ASSIGNED TASK: Only these lines are needed: the first line of the entries below through the line with "Hardware: 1 thread", each returned exactly.

..........
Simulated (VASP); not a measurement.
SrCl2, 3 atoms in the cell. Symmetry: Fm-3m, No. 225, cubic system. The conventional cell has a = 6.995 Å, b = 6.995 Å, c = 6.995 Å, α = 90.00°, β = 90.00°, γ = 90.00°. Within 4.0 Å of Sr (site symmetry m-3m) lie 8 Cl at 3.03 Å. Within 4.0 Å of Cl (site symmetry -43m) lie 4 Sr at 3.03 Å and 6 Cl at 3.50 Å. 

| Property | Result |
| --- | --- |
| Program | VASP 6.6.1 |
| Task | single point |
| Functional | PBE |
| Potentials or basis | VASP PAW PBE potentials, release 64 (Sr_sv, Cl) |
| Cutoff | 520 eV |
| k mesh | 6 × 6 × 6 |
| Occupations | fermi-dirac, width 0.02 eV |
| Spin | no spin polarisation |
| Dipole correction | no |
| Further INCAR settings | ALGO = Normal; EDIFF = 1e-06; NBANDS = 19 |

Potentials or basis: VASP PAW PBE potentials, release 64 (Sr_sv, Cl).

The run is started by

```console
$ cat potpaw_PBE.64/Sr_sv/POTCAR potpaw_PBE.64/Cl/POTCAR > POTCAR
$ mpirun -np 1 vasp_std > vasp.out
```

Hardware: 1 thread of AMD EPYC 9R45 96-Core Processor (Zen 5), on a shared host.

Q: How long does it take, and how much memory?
..........

SOLUTION:
Simulated (VASP); not a measurement.
SrCl2, 3 atoms in the cell. Symmetry: Fm-3m, No. 225, cubic system. The conventional cell has a = 6.995 Å, b = 6.995 Å, c = 6.995 Å, α = 90.00°, β = 90.00°, γ = 90.00°. Within 4.0 Å of Sr (site symmetry m-3m) lie 8 Cl at 3.03 Å. Within 4.0 Å of Cl (site symmetry -43m) lie 4 Sr at 3.03 Å and 6 Cl at 3.50 Å. 

| Property | Result |
| --- | --- |
| Program | VASP 6.6.1 |
| Task | single point |
| Functional | PBE |
| Potentials or basis | VASP PAW PBE potentials, release 64 (Sr_sv, Cl) |
| Cutoff | 520 eV |
| k mesh | 6 × 6 × 6 |
| Occupations | fermi-dirac, width 0.02 eV |
| Spin | no spin polarisation |
| Dipole correction | no |
| Further INCAR settings | ALGO = Normal; EDIFF = 1e-06; NBANDS = 19 |

Potentials or basis: VASP PAW PBE potentials, release 64 (Sr_sv, Cl).

The run is started by

```console
$ cat potpaw_PBE.64/Sr_sv/POTCAR potpaw_PBE.64/Cl/POTCAR > POTCAR
$ mpirun -np 1 vasp_std > vasp.out
```

Hardware: 1 thread of AMD EPYC 9R45 96-Core Processor (Zen 5), on a shared host.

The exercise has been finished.